- Information supplied -
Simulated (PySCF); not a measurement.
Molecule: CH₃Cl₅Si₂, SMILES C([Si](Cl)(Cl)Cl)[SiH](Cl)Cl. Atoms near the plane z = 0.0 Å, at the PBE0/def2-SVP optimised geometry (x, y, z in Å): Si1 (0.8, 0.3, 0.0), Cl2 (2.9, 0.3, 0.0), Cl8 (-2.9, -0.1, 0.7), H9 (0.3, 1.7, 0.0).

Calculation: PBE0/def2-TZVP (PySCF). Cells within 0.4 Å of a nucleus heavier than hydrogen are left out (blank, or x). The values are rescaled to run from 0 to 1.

- Required action -
Each entry must be reproduced exactly, with nothing added or dropped.

- Written solution -
Simulated (PySCF); not a measurement.
Molecule: CH₃Cl₅Si₂, SMILES C([Si](Cl)(Cl)Cl)[SiH](Cl)Cl. Atoms near the plane z = 0.0 Å, at the PBE0/def2-SVP optimised geometry (x, y, z in Å): Si1 (0.8, 0.3, 0.0), Cl2 (2.9, 0.3, 0.0), Cl8 (-2.9, -0.1, 0.7), H9 (0.3, 1.7, 0.0).

Calculation: PBE0/def2-TZVP (PySCF). Cells within 0.4 Å of a nucleus heavier than hydrogen are left out (blank, or x). The values are rescaled to run from 0 to 1.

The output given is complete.